# BRIEF
Copy each line of the records below, from the first through the one that contains "Answer: Fm-3m (No. 225).", exactly as written.

------ PROVIDED RECORDS ------

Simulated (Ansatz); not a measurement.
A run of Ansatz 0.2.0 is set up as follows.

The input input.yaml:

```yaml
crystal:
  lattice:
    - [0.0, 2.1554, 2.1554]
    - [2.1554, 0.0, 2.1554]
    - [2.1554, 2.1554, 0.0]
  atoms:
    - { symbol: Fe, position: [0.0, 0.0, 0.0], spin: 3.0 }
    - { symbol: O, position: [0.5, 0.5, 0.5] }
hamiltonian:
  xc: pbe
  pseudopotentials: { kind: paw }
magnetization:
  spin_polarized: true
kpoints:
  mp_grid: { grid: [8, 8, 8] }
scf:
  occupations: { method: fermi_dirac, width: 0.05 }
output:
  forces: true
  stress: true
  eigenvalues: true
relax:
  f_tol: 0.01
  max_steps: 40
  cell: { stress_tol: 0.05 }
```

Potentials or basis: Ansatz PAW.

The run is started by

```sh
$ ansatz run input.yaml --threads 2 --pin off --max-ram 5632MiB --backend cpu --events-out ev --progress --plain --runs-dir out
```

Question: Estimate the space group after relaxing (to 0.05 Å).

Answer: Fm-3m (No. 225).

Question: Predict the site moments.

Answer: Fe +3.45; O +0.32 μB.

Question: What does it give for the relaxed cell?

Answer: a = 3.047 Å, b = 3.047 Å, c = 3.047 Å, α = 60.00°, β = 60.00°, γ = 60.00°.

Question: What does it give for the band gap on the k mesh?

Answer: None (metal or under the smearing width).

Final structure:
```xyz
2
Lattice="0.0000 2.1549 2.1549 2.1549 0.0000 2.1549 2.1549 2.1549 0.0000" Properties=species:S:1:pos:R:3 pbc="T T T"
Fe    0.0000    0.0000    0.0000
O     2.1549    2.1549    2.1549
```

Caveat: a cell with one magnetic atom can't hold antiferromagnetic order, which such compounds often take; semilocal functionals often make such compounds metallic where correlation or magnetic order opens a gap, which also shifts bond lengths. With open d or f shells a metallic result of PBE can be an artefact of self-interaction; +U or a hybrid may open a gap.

------

# EXERCISE SOLUTION
Simulated (Ansatz); not a measurement.
A run of Ansatz 0.2.0 is set up as follows.

The input input.yaml:

```yaml
crystal:
  lattice:
    - [0.0, 2.1554, 2.1554]
    - [2.1554, 0.0, 2.1554]
    - [2.1554, 2.1554, 0.0]
  atoms:
    - { symbol: Fe, position: [0.0, 0.0, 0.0], spin: 3.0 }
    - { symbol: O, position: [0.5, 0.5, 0.5] }
hamiltonian:
  xc: pbe
  pseudopotentials: { kind: paw }
magnetization:
  spin_polarized: true
kpoints:
  mp_grid: { grid: [8, 8, 8] }
scf:
  occupations: { method: fermi_dirac, width: 0.05 }
output:
  forces: true
  stress: true
  eigenvalues: true
relax:
  f_tol: 0.01
  max_steps: 40
  cell: { stress_tol: 0.05 }
```

Potentials or basis: Ansatz PAW.

The run is started by

```sh
$ ansatz run input.yaml --threads 2 --pin off --max-ram 5632MiB --backend cpu --events-out ev --progress --plain --runs-dir out
```

Question: Estimate the space group after relaxing (to 0.05 Å).

Answer: Fm-3m (No. 225).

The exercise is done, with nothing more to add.